■ TASK ITEM ■
The complete listing below should be transcribed precisely.

■ RECORD SET ■
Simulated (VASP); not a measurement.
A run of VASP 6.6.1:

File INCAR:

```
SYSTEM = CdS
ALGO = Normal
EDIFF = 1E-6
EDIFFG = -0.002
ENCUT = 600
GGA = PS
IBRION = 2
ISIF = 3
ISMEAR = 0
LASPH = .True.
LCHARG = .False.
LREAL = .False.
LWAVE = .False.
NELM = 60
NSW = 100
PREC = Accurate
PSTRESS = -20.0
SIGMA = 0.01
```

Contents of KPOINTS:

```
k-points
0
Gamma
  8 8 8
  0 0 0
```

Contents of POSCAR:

■ PROBLEM SOLUTION ■
Simulated (VASP); not a measurement.
A run of VASP 6.6.1:

File INCAR:

```
SYSTEM = CdS
ALGO = Normal
EDIFF = 1E-6
EDIFFG = -0.002
ENCUT = 600
GGA = PS
IBRION = 2
ISIF = 3
ISMEAR = 0
LASPH = .True.
LCHARG = .False.
LREAL = .False.
LWAVE = .False.
NELM = 60
NSW = 100
PREC = Accurate
PSTRESS = -20.0
SIGMA = 0.01
```

Contents of KPOINTS:

```
k-points
0
Gamma
  8 8 8
  0 0 0
```

Contents of POSCAR:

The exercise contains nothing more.